Extracted data:
== Segment start ==

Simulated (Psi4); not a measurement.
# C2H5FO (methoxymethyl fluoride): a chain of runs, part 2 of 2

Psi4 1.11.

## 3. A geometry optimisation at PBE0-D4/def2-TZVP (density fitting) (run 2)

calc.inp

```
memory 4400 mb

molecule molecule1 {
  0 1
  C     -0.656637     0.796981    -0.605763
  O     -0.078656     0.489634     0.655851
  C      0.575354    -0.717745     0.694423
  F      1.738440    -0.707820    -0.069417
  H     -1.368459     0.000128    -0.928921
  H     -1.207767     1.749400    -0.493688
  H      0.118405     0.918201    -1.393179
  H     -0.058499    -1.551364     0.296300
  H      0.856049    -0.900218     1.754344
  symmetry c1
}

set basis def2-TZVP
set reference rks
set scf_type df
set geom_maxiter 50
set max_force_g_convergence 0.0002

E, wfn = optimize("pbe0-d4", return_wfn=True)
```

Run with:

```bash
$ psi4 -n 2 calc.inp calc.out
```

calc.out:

== Segment end ==

Assigned task:
Please retype every entry above exactly as it stands.

Written reply:
Simulated (Psi4); not a measurement.
# C2H5FO (methoxymethyl fluoride): a chain of runs, part 2 of 2

Psi4 1.11.

## 3. A geometry optimisation at PBE0-D4/def2-TZVP (density fitting) (run 2)

calc.inp

```
memory 4400 mb

molecule molecule1 {
  0 1
  C     -0.656637     0.796981    -0.605763
  O     -0.078656     0.489634     0.655851
  C      0.575354    -0.717745     0.694423
  F      1.738440    -0.707820    -0.069417
  H     -1.368459     0.000128    -0.928921
  H     -1.207767     1.749400    -0.493688
  H      0.118405     0.918201    -1.393179
  H     -0.058499    -1.551364     0.296300
  H      0.856049    -0.900218     1.754344
  symmetry c1
}

set basis def2-TZVP
set reference rks
set scf_type df
set geom_maxiter 50
set max_force_g_convergence 0.0002

E, wfn = optimize("pbe0-d4", return_wfn=True)
```

Run with:

```bash
$ psi4 -n 2 calc.inp calc.out
```

calc.out:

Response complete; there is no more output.